### THE DATA
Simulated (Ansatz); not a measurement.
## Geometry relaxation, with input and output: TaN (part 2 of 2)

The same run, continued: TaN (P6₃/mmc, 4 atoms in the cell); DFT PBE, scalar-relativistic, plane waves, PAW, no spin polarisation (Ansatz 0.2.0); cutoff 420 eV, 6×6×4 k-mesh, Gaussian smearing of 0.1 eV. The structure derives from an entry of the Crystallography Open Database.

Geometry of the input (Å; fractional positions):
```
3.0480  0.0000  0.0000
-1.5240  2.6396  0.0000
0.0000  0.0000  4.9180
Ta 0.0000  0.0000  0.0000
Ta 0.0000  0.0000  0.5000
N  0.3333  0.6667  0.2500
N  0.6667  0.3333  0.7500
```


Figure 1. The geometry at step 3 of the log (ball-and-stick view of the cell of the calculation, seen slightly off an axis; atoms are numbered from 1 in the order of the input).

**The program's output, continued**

### WORK REQUEST
Extract the complete set of records unchanged.

### TASK ANSWER
Simulated (Ansatz); not a measurement.
## Geometry relaxation, with input and output: TaN (part 2 of 2)

The same run, continued: TaN (P6₃/mmc, 4 atoms in the cell); DFT PBE, scalar-relativistic, plane waves, PAW, no spin polarisation (Ansatz 0.2.0); cutoff 420 eV, 6×6×4 k-mesh, Gaussian smearing of 0.1 eV. The structure derives from an entry of the Crystallography Open Database.

Geometry of the input (Å; fractional positions):
```
3.0480  0.0000  0.0000
-1.5240  2.6396  0.0000
0.0000  0.0000  4.9180
Ta 0.0000  0.0000  0.0000
Ta 0.0000  0.0000  0.5000
N  0.3333  0.6667  0.2500
N  0.6667  0.3333  0.7500
```


Figure 1. The geometry at step 3 of the log (ball-and-stick view of the cell of the calculation, seen slightly off an axis; atoms are numbered from 1 in the order of the input).

**The program's output, continued**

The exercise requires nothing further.